WORK INSTRUCTION:
From the first line of the records down to the one that holds "Task: Estimate the wall time of this run.", transcribe each line exactly and add nothing.

======
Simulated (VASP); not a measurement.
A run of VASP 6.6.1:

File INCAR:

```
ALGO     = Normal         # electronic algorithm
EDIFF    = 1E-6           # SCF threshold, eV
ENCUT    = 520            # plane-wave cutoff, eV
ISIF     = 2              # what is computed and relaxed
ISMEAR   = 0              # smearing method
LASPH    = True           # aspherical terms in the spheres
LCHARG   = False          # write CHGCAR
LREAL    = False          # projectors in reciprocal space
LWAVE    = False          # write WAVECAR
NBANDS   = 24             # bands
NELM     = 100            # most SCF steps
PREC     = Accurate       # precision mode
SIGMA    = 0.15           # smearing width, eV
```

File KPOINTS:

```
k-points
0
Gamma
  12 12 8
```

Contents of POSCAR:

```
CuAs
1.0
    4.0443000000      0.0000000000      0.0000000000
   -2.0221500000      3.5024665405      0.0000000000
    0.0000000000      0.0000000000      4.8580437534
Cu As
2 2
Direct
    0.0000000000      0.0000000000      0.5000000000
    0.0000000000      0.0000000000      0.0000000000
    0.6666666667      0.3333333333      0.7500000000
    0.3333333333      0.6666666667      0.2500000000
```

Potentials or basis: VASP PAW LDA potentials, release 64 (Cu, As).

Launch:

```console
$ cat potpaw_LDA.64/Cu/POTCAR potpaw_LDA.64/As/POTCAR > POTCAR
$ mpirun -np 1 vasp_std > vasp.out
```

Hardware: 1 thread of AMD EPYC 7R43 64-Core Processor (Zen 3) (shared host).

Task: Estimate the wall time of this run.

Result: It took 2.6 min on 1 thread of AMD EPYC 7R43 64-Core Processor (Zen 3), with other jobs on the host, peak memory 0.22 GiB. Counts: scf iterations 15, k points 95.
======

PROBLEM SOLUTION:
Simulated (VASP); not a measurement.
A run of VASP 6.6.1:

File INCAR:

```
ALGO     = Normal         # electronic algorithm
EDIFF    = 1E-6           # SCF threshold, eV
ENCUT    = 520            # plane-wave cutoff, eV
ISIF     = 2              # what is computed and relaxed
ISMEAR   = 0              # smearing method
LASPH    = True           # aspherical terms in the spheres
LCHARG   = False          # write CHGCAR
LREAL    = False          # projectors in reciprocal space
LWAVE    = False          # write WAVECAR
NBANDS   = 24             # bands
NELM     = 100            # most SCF steps
PREC     = Accurate       # precision mode
SIGMA    = 0.15           # smearing width, eV
```

File KPOINTS:

```
k-points
0
Gamma
  12 12 8
```

Contents of POSCAR:

```
CuAs
1.0
    4.0443000000      0.0000000000      0.0000000000
   -2.0221500000      3.5024665405      0.0000000000
    0.0000000000      0.0000000000      4.8580437534
Cu As
2 2
Direct
    0.0000000000      0.0000000000      0.5000000000
    0.0000000000      0.0000000000      0.0000000000
    0.6666666667      0.3333333333      0.7500000000
    0.3333333333      0.6666666667      0.2500000000
```

Potentials or basis: VASP PAW LDA potentials, release 64 (Cu, As).

Launch:

```console
$ cat potpaw_LDA.64/Cu/POTCAR potpaw_LDA.64/As/POTCAR > POTCAR
$ mpirun -np 1 vasp_std > vasp.out
```

Hardware: 1 thread of AMD EPYC 7R43 64-Core Processor (Zen 3) (shared host).

Task: Estimate the wall time of this run.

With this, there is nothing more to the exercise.